* **Provided material**
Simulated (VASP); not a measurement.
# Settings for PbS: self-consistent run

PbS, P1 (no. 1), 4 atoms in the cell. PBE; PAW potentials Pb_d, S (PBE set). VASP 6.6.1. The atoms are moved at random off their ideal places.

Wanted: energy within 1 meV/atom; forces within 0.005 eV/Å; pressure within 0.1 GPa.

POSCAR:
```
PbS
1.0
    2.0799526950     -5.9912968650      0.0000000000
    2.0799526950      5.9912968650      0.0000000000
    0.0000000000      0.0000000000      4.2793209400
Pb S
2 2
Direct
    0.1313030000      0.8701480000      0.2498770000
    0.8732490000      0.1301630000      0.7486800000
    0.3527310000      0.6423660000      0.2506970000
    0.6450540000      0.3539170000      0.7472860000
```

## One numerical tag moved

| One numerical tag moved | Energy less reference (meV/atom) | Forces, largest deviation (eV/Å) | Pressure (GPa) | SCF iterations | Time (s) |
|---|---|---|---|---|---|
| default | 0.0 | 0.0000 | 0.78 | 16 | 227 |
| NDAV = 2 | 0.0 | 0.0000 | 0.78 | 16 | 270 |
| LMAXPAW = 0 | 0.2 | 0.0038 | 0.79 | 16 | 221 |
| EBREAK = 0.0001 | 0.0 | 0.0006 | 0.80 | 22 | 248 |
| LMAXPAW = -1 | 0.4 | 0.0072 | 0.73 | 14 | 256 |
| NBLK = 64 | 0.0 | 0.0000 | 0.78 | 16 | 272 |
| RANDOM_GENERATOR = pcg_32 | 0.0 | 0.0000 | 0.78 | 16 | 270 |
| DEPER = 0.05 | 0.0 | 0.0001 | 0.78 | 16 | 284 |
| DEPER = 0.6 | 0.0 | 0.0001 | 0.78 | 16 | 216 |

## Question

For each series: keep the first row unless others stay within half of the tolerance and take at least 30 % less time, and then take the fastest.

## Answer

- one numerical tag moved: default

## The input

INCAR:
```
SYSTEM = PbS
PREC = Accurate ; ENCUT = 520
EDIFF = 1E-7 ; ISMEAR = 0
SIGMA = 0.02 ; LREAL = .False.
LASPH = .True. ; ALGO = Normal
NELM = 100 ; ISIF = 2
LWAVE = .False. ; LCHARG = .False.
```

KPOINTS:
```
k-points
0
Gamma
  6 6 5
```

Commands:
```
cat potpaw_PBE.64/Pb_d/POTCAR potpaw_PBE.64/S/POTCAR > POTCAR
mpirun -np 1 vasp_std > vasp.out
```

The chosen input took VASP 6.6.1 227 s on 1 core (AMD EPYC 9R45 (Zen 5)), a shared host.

* **Exercise**
I'd like the lines above from the one with "PbS, P1 (no." up to and including the one with "0.78 | 16 | 227 |" copied exactly, with no other lines.

* **Problem solution**
PbS, P1 (no. 1), 4 atoms in the cell. PBE; PAW potentials Pb_d, S (PBE set). VASP 6.6.1. The atoms are moved at random off their ideal places.

Wanted: energy within 1 meV/atom; forces within 0.005 eV/Å; pressure within 0.1 GPa.

POSCAR:
```
PbS
1.0
    2.0799526950     -5.9912968650      0.0000000000
    2.0799526950      5.9912968650      0.0000000000
    0.0000000000      0.0000000000      4.2793209400
Pb S
2 2
Direct
    0.1313030000      0.8701480000      0.2498770000
    0.8732490000      0.1301630000      0.7486800000
    0.3527310000      0.6423660000      0.2506970000
    0.6450540000      0.3539170000      0.7472860000
```

## One numerical tag moved

| One numerical tag moved | Energy less reference (meV/atom) | Forces, largest deviation (eV/Å) | Pressure (GPa) | SCF iterations | Time (s) |
|---|---|---|---|---|---|
| default | 0.0 | 0.0000 | 0.78 | 16 | 227 |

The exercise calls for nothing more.